_Source data_
+---+
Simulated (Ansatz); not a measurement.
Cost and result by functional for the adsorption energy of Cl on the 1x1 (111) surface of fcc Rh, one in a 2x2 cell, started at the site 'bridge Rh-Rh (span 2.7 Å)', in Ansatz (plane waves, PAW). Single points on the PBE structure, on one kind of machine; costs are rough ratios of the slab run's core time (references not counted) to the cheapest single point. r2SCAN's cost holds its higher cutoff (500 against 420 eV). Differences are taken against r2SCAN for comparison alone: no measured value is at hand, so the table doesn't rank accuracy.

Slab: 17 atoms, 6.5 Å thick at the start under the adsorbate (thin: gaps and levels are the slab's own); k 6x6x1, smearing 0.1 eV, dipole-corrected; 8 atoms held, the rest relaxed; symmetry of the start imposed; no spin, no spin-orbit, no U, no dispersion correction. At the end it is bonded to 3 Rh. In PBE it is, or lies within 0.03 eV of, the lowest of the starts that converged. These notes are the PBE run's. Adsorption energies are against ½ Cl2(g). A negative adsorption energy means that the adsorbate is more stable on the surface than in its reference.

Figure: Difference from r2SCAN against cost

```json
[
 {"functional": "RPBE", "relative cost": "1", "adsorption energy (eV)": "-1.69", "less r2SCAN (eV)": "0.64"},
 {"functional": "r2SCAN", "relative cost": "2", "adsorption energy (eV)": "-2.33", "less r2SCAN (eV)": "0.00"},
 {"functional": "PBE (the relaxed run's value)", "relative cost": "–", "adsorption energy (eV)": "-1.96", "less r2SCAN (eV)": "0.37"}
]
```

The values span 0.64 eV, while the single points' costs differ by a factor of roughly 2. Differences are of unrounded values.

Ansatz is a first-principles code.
+---+

_Action item_
In the answer, the lines from the first line of the data above through the line containing "Cost and result" must appear exactly as written, with nothing else.

_Response area_
Simulated (Ansatz); not a measurement.
Cost and result by functional for the adsorption energy of Cl on the 1x1 (111) surface of fcc Rh, one in a 2x2 cell, started at the site 'bridge Rh-Rh (span 2.7 Å)', in Ansatz (plane waves, PAW). Single points on the PBE structure, on one kind of machine; costs are rough ratios of the slab run's core time (references not counted) to the cheapest single point. r2SCAN's cost holds its higher cutoff (500 against 420 eV). Differences are taken against r2SCAN for comparison alone: no measured value is at hand, so the table doesn't rank accuracy.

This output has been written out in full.